Requirement:
Write down, unchanged, the entries from the first line through the line holding "Computed, not measured: core-valence-separated". Include no other line.

Dataset excerpts:
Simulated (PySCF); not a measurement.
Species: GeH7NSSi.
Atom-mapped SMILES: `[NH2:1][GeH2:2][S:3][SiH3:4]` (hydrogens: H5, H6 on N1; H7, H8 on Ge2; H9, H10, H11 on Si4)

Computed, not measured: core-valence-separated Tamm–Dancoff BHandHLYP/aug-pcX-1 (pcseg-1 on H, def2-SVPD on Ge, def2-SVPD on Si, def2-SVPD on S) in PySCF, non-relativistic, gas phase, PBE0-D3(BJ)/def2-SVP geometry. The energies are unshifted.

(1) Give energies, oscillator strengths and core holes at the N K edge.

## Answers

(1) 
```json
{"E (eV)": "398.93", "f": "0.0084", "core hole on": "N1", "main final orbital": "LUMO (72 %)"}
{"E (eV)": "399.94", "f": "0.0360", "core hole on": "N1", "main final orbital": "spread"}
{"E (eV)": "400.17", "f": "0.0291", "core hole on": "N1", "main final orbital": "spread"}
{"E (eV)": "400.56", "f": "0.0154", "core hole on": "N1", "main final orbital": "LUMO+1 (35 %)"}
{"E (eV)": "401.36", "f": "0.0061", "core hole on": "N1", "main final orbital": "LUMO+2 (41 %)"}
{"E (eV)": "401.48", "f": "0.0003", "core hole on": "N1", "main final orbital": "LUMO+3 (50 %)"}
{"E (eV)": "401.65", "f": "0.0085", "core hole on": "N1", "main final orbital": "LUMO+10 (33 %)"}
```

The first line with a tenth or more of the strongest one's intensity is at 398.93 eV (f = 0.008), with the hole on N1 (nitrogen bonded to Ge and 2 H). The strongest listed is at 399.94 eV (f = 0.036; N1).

Exercise response:
Simulated (PySCF); not a measurement.
Species: GeH7NSSi.
Atom-mapped SMILES: `[NH2:1][GeH2:2][S:3][SiH3:4]` (hydrogens: H5, H6 on N1; H7, H8 on Ge2; H9, H10, H11 on Si4)

Computed, not measured: core-valence-separated Tamm–Dancoff BHandHLYP/aug-pcX-1 (pcseg-1 on H, def2-SVPD on Ge, def2-SVPD on Si, def2-SVPD on S) in PySCF, non-relativistic, gas phase, PBE0-D3(BJ)/def2-SVP geometry. The energies are unshifted.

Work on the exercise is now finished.